REQUIRED ACTION: Taking the listing below, restate word for word each line from the line with "minimum at Γ." to the line with "The material is", ends included, and stop there.

EXTRACTED INFORMATION:
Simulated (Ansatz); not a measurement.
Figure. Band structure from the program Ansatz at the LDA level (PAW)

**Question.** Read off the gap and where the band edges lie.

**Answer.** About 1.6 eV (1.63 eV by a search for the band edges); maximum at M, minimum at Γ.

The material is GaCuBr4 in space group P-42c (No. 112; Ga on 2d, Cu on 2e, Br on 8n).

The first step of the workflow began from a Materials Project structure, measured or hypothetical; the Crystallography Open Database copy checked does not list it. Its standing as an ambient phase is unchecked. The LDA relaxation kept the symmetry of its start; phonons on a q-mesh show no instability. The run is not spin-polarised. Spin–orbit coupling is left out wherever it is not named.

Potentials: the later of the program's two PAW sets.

EXERCISE SOLUTION:
**Answer.** About 1.6 eV (1.63 eV by a search for the band edges); maximum at M, minimum at Γ.

The material is GaCuBr4 in space group P-42c (No. 112; Ga on 2d, Cu on 2e, Br on 8n).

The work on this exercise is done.